— Exercise —
Each record is to be transcribed in full and exactly.

— Entries shown —
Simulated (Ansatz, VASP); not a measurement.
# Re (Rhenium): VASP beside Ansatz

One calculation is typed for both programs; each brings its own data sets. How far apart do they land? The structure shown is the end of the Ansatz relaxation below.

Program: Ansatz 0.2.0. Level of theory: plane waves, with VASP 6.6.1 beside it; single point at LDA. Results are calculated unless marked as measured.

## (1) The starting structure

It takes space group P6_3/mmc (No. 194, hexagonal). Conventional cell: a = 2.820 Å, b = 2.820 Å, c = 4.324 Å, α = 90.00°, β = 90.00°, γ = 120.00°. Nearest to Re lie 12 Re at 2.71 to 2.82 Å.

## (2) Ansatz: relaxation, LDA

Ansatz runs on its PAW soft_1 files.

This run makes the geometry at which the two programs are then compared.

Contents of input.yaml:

— Exercise solution —
Simulated (Ansatz, VASP); not a measurement.
# Re (Rhenium): VASP beside Ansatz

One calculation is typed for both programs; each brings its own data sets. How far apart do they land? The structure shown is the end of the Ansatz relaxation below.

Program: Ansatz 0.2.0. Level of theory: plane waves, with VASP 6.6.1 beside it; single point at LDA. Results are calculated unless marked as measured.

## (1) The starting structure

It takes space group P6_3/mmc (No. 194, hexagonal). Conventional cell: a = 2.820 Å, b = 2.820 Å, c = 4.324 Å, α = 90.00°, β = 90.00°, γ = 120.00°. Nearest to Re lie 12 Re at 2.71 to 2.82 Å.

## (2) Ansatz: relaxation, LDA

Ansatz runs on its PAW soft_1 files.

This run makes the geometry at which the two programs are then compared.

Contents of input.yaml:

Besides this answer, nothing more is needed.